> _Assignment_:
Your reply must consist of the data below, reproduced character for character.

> _Dataset records_:
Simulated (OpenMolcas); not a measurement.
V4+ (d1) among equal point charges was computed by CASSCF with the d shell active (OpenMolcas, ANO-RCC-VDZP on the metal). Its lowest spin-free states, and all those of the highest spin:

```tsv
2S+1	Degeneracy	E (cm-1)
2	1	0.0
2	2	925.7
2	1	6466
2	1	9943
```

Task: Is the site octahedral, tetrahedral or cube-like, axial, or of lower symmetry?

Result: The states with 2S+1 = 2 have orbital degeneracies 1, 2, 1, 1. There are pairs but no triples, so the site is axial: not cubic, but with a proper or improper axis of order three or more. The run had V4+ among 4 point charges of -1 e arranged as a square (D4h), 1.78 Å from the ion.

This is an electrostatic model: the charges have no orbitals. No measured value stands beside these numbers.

> _Response box_:
Simulated (OpenMolcas); not a measurement.
V4+ (d1) among equal point charges was computed by CASSCF with the d shell active (OpenMolcas, ANO-RCC-VDZP on the metal). Its lowest spin-free states, and all those of the highest spin:

```tsv
2S+1	Degeneracy	E (cm-1)
2	1	0.0
2	2	925.7
2	1	6466
2	1	9943
```

Task: Is the site octahedral, tetrahedral or cube-like, axial, or of lower symmetry?

Result: The states with 2S+1 = 2 have orbital degeneracies 1, 2, 1, 1. There are pairs but no triples, so the site is axial: not cubic, but with a proper or improper axis of order three or more. The run had V4+ among 4 point charges of -1 e arranged as a square (D4h), 1.78 Å from the ion.

This is an electrostatic model: the charges have no orbitals. No measured value stands beside these numbers.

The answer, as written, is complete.